== Requirement ==
Output the data below line for line, exactly, up to and including the line where "GHz [GFN2-xTB] |" appears.

== Data provided ==
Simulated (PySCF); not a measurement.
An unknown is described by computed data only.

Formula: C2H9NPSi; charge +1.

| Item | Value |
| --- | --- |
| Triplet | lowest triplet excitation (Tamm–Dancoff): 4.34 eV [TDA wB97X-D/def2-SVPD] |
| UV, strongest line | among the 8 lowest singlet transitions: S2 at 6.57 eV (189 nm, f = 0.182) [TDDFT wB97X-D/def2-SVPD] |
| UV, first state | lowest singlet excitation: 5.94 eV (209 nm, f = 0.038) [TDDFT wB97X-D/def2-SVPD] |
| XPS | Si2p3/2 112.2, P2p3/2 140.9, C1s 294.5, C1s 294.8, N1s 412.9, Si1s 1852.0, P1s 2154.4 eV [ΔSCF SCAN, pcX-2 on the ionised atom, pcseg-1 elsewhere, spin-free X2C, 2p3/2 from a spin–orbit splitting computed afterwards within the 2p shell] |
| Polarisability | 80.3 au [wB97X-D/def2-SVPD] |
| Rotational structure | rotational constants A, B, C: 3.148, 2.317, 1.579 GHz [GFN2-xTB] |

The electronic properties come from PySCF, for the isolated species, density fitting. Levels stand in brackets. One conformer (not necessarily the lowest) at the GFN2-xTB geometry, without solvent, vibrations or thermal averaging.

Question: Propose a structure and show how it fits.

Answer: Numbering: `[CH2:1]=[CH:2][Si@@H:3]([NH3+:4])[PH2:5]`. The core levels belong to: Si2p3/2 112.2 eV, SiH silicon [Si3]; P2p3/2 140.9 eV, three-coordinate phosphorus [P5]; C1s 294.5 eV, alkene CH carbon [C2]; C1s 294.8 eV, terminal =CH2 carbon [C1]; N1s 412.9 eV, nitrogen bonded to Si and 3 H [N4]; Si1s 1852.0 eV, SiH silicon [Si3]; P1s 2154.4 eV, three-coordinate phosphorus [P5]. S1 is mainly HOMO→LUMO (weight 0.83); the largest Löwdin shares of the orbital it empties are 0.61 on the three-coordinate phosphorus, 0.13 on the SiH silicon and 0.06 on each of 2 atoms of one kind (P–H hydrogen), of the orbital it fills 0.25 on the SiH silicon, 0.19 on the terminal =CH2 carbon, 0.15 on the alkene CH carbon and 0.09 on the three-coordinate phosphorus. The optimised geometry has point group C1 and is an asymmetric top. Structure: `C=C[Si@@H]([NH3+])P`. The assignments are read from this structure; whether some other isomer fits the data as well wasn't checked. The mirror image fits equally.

== Answer space ==
Simulated (PySCF); not a measurement.
An unknown is described by computed data only.

Formula: C2H9NPSi; charge +1.

| Item | Value |
| --- | --- |
| Triplet | lowest triplet excitation (Tamm–Dancoff): 4.34 eV [TDA wB97X-D/def2-SVPD] |
| UV, strongest line | among the 8 lowest singlet transitions: S2 at 6.57 eV (189 nm, f = 0.182) [TDDFT wB97X-D/def2-SVPD] |
| UV, first state | lowest singlet excitation: 5.94 eV (209 nm, f = 0.038) [TDDFT wB97X-D/def2-SVPD] |
| XPS | Si2p3/2 112.2, P2p3/2 140.9, C1s 294.5, C1s 294.8, N1s 412.9, Si1s 1852.0, P1s 2154.4 eV [ΔSCF SCAN, pcX-2 on the ionised atom, pcseg-1 elsewhere, spin-free X2C, 2p3/2 from a spin–orbit splitting computed afterwards within the 2p shell] |
| Polarisability | 80.3 au [wB97X-D/def2-SVPD] |
| Rotational structure | rotational constants A, B, C: 3.148, 2.317, 1.579 GHz [GFN2-xTB] |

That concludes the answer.